• [EXERCISE]
The whole of the data must be transcribed exactly.

• [SOURCE DATA]
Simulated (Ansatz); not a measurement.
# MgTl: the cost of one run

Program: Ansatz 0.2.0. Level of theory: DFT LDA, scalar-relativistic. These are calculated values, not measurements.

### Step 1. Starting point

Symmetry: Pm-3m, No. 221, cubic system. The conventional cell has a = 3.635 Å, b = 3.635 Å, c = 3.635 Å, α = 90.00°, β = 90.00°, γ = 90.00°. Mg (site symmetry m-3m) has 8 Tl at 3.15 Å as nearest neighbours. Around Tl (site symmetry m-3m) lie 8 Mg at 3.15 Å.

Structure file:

• [SOLUTION]
Simulated (Ansatz); not a measurement.
# MgTl: the cost of one run

Program: Ansatz 0.2.0. Level of theory: DFT LDA, scalar-relativistic. These are calculated values, not measurements.

### Step 1. Starting point

Symmetry: Pm-3m, No. 221, cubic system. The conventional cell has a = 3.635 Å, b = 3.635 Å, c = 3.635 Å, α = 90.00°, β = 90.00°, γ = 90.00°. Mg (site symmetry m-3m) has 8 Tl at 3.15 Å as nearest neighbours. Around Tl (site symmetry m-3m) lie 8 Mg at 3.15 Å.

Structure file:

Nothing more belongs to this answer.